▸ **ACTION ITEM**: Will you quote precisely the lines that run from the top of the material below to the line containing "its harmonic wavenumber.**", both ends included?

------ LISTED ENTRIES

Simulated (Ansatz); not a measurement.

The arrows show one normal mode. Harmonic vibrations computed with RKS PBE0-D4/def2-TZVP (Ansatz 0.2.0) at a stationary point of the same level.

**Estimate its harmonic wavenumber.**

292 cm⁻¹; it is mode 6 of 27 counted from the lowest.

------------

▸ **EXERCISE OUTPUT**:
Simulated (Ansatz); not a measurement.

The arrows show one normal mode. Harmonic vibrations computed with RKS PBE0-D4/def2-TZVP (Ansatz 0.2.0) at a stationary point of the same level.

**Estimate its harmonic wavenumber.**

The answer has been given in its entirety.